☆ ☆ ☆

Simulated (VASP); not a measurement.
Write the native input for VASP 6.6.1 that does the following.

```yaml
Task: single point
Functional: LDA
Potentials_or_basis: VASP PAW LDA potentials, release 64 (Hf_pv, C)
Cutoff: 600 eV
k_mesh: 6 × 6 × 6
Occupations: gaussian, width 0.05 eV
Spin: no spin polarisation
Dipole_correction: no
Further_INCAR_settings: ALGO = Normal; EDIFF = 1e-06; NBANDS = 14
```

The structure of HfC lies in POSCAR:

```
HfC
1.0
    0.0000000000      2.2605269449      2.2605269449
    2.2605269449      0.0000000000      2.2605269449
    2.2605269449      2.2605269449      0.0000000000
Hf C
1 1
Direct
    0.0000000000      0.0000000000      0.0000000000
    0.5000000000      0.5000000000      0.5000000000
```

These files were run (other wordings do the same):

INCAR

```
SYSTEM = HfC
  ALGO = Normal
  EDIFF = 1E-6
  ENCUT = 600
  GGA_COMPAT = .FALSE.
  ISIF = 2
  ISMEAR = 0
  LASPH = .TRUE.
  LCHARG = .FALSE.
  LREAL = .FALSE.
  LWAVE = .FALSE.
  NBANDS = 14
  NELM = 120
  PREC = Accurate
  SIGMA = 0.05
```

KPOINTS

☆ ☆ ☆

• _Activity_
All of the data above needs to be given again exactly.

• _Task output_
Simulated (VASP); not a measurement.
Write the native input for VASP 6.6.1 that does the following.

```yaml
Task: single point
Functional: LDA
Potentials_or_basis: VASP PAW LDA potentials, release 64 (Hf_pv, C)
Cutoff: 600 eV
k_mesh: 6 × 6 × 6
Occupations: gaussian, width 0.05 eV
Spin: no spin polarisation
Dipole_correction: no
Further_INCAR_settings: ALGO = Normal; EDIFF = 1e-06; NBANDS = 14
```

The structure of HfC lies in POSCAR:

```
HfC
1.0
    0.0000000000      2.2605269449      2.2605269449
    2.2605269449      0.0000000000      2.2605269449
    2.2605269449      2.2605269449      0.0000000000
Hf C
1 1
Direct
    0.0000000000      0.0000000000      0.0000000000
    0.5000000000      0.5000000000      0.5000000000
```

These files were run (other wordings do the same):

INCAR

```
SYSTEM = HfC
  ALGO = Normal
  EDIFF = 1E-6
  ENCUT = 600
  GGA_COMPAT = .FALSE.
  ISIF = 2
  ISMEAR = 0
  LASPH = .TRUE.
  LCHARG = .FALSE.
  LREAL = .FALSE.
  LWAVE = .FALSE.
  NBANDS = 14
  NELM = 120
  PREC = Accurate
  SIGMA = 0.05
```

KPOINTS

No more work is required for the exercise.